MATERIAL SUPPLIED -
------------

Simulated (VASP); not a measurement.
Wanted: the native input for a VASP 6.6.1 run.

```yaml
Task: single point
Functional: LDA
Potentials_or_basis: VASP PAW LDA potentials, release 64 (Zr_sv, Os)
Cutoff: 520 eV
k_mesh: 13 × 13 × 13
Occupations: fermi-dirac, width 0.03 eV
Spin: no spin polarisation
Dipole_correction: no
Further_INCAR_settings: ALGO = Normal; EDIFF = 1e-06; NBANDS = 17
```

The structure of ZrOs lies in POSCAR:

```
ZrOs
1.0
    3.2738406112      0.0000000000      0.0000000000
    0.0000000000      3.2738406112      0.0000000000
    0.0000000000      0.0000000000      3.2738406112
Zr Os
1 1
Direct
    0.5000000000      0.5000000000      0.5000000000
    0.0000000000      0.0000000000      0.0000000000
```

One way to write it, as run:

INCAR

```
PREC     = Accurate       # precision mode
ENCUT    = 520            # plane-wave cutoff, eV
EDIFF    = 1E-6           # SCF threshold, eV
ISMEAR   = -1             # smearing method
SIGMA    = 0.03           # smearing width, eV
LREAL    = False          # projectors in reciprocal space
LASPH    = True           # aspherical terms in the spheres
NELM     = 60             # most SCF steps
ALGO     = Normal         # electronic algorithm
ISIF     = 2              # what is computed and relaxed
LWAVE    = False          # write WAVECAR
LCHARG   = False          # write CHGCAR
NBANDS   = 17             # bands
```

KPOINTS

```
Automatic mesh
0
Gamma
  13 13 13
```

------------

ACTION ITEM - Copy every record once more, exactly as given.

TASK SOLUTION -
Simulated (VASP); not a measurement.
Wanted: the native input for a VASP 6.6.1 run.

```yaml
Task: single point
Functional: LDA
Potentials_or_basis: VASP PAW LDA potentials, release 64 (Zr_sv, Os)
Cutoff: 520 eV
k_mesh: 13 × 13 × 13
Occupations: fermi-dirac, width 0.03 eV
Spin: no spin polarisation
Dipole_correction: no
Further_INCAR_settings: ALGO = Normal; EDIFF = 1e-06; NBANDS = 17
```

The structure of ZrOs lies in POSCAR:

```
ZrOs
1.0
    3.2738406112      0.0000000000      0.0000000000
    0.0000000000      3.2738406112      0.0000000000
    0.0000000000      0.0000000000      3.2738406112
Zr Os
1 1
Direct
    0.5000000000      0.5000000000      0.5000000000
    0.0000000000      0.0000000000      0.0000000000
```

One way to write it, as run:

INCAR

```
PREC     = Accurate       # precision mode
ENCUT    = 520            # plane-wave cutoff, eV
EDIFF    = 1E-6           # SCF threshold, eV
ISMEAR   = -1             # smearing method
SIGMA    = 0.03           # smearing width, eV
LREAL    = False          # projectors in reciprocal space
LASPH    = True           # aspherical terms in the spheres
NELM     = 60             # most SCF steps
ALGO     = Normal         # electronic algorithm
ISIF     = 2              # what is computed and relaxed
LWAVE    = False          # write WAVECAR
LCHARG   = False          # write CHGCAR
NBANDS   = 17             # bands
```

KPOINTS

```
Automatic mesh
0
Gamma
  13 13 13
```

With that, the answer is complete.